○ ○ ○ ○
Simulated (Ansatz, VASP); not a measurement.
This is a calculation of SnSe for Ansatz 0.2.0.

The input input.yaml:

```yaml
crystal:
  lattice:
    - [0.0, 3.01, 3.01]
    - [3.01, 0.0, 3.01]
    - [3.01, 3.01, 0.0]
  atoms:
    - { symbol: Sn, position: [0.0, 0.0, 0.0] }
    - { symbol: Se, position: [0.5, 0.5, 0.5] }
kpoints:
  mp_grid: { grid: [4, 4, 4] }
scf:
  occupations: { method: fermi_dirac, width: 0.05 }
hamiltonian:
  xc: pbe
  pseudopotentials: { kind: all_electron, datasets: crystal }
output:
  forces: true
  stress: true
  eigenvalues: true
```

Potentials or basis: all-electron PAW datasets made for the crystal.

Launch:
○ ○ ○ ○

§ ASSIGNED TASK:
Copy out each record word for word.

§ TASK RESPONSE:
Simulated (Ansatz, VASP); not a measurement.
This is a calculation of SnSe for Ansatz 0.2.0.

The input input.yaml:

```yaml
crystal:
  lattice:
    - [0.0, 3.01, 3.01]
    - [3.01, 0.0, 3.01]
    - [3.01, 3.01, 0.0]
  atoms:
    - { symbol: Sn, position: [0.0, 0.0, 0.0] }
    - { symbol: Se, position: [0.5, 0.5, 0.5] }
kpoints:
  mp_grid: { grid: [4, 4, 4] }
scf:
  occupations: { method: fermi_dirac, width: 0.05 }
hamiltonian:
  xc: pbe
  pseudopotentials: { kind: all_electron, datasets: crystal }
output:
  forces: true
  stress: true
  eigenvalues: true
```

Potentials or basis: all-electron PAW datasets made for the crystal.

Launch:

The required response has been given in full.